**Required action**
Please repeat all of the records, keeping every word unchanged.

(Beginning of Records supplied)

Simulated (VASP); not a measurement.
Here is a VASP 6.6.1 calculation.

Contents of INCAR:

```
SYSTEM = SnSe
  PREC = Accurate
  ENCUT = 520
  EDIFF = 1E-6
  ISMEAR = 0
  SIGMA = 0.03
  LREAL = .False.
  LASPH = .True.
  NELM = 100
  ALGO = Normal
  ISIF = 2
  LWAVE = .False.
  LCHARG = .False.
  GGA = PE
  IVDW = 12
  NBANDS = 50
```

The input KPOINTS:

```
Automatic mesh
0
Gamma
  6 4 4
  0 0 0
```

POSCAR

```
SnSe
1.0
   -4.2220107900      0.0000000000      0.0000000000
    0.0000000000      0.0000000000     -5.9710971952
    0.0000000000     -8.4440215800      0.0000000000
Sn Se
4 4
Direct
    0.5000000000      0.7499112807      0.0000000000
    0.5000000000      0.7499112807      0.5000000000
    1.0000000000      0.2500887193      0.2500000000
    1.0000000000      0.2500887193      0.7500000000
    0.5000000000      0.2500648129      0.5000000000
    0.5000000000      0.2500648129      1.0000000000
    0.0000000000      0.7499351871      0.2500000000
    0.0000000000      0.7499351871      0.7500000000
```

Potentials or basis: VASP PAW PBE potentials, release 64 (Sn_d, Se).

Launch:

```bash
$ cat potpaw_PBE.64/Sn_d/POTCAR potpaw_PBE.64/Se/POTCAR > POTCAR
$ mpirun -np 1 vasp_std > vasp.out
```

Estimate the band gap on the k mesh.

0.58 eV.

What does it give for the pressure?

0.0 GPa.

(End of Records supplied)

**Exercise answer**
Simulated (VASP); not a measurement.
Here is a VASP 6.6.1 calculation.

Contents of INCAR:

```
SYSTEM = SnSe
  PREC = Accurate
  ENCUT = 520
  EDIFF = 1E-6
  ISMEAR = 0
  SIGMA = 0.03
  LREAL = .False.
  LASPH = .True.
  NELM = 100
  ALGO = Normal
  ISIF = 2
  LWAVE = .False.
  LCHARG = .False.
  GGA = PE
  IVDW = 12
  NBANDS = 50
```

The input KPOINTS:

```
Automatic mesh
0
Gamma
  6 4 4
  0 0 0
```

POSCAR

```
SnSe
1.0
   -4.2220107900      0.0000000000      0.0000000000
    0.0000000000      0.0000000000     -5.9710971952
    0.0000000000     -8.4440215800      0.0000000000
Sn Se
4 4
Direct
    0.5000000000      0.7499112807      0.0000000000
    0.5000000000      0.7499112807      0.5000000000
    1.0000000000      0.2500887193      0.2500000000
    1.0000000000      0.2500887193      0.7500000000
    0.5000000000      0.2500648129      0.5000000000
    0.5000000000      0.2500648129      1.0000000000
    0.0000000000      0.7499351871      0.2500000000
    0.0000000000      0.7499351871      0.7500000000
```

Potentials or basis: VASP PAW PBE potentials, release 64 (Sn_d, Se).

Launch:

```bash
$ cat potpaw_PBE.64/Sn_d/POTCAR potpaw_PBE.64/Se/POTCAR > POTCAR
$ mpirun -np 1 vasp_std > vasp.out
```

Estimate the band gap on the k mesh.

0.58 eV.

What does it give for the pressure?

0.0 GPa.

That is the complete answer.